__Brief__
A faithful copy of the entire listing is what is needed.

Given data Start Marker

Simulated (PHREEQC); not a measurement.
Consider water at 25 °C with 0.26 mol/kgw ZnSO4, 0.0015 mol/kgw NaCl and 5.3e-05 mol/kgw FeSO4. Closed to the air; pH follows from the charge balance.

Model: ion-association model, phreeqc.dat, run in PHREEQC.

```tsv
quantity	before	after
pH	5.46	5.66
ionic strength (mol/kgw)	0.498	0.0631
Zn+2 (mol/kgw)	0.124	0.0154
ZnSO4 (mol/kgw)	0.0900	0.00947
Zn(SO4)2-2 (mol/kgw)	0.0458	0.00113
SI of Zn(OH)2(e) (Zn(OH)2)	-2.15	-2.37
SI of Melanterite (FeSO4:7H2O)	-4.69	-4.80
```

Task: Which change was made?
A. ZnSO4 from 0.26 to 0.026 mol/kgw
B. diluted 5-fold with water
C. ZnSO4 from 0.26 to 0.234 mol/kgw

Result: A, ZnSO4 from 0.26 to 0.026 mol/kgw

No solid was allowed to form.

Given data End Marker

__Task output__
Simulated (PHREEQC); not a measurement.
Consider water at 25 °C with 0.26 mol/kgw ZnSO4, 0.0015 mol/kgw NaCl and 5.3e-05 mol/kgw FeSO4. Closed to the air; pH follows from the charge balance.

Model: ion-association model, phreeqc.dat, run in PHREEQC.

```tsv
quantity	before	after
pH	5.46	5.66
ionic strength (mol/kgw)	0.498	0.0631
Zn+2 (mol/kgw)	0.124	0.0154
ZnSO4 (mol/kgw)	0.0900	0.00947
Zn(SO4)2-2 (mol/kgw)	0.0458	0.00113
SI of Zn(OH)2(e) (Zn(OH)2)	-2.15	-2.37
SI of Melanterite (FeSO4:7H2O)	-4.69	-4.80
```

Task: Which change was made?
A. ZnSO4 from 0.26 to 0.026 mol/kgw
B. diluted 5-fold with water
C. ZnSO4 from 0.26 to 0.234 mol/kgw

Result: A, ZnSO4 from 0.26 to 0.026 mol/kgw

No solid was allowed to form.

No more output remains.